Work item:
Could you output the entire listing without altering anything?

(Recorded information begins)

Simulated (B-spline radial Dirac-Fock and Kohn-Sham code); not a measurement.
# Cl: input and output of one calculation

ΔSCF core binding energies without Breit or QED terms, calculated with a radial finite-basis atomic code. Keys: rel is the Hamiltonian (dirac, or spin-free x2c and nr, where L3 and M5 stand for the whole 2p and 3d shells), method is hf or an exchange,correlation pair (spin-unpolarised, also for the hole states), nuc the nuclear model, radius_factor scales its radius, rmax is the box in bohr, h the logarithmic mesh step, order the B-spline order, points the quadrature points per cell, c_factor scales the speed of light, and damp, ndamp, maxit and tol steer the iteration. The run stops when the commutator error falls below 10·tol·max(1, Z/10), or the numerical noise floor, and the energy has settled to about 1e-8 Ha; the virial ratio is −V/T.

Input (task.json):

(Recorded information ends)

Exercise answer:
Simulated (B-spline radial Dirac-Fock and Kohn-Sham code); not a measurement.
# Cl: input and output of one calculation

ΔSCF core binding energies without Breit or QED terms, calculated with a radial finite-basis atomic code. Keys: rel is the Hamiltonian (dirac, or spin-free x2c and nr, where L3 and M5 stand for the whole 2p and 3d shells), method is hf or an exchange,correlation pair (spin-unpolarised, also for the hole states), nuc the nuclear model, radius_factor scales its radius, rmax is the box in bohr, h the logarithmic mesh step, order the B-spline order, points the quadrature points per cell, c_factor scales the speed of light, and damp, ndamp, maxit and tol steer the iteration. The run stops when the commutator error falls below 10·tol·max(1, Z/10), or the numerical noise floor, and the energy has settled to about 1e-8 Ha; the virial ratio is −V/T.

Input (task.json):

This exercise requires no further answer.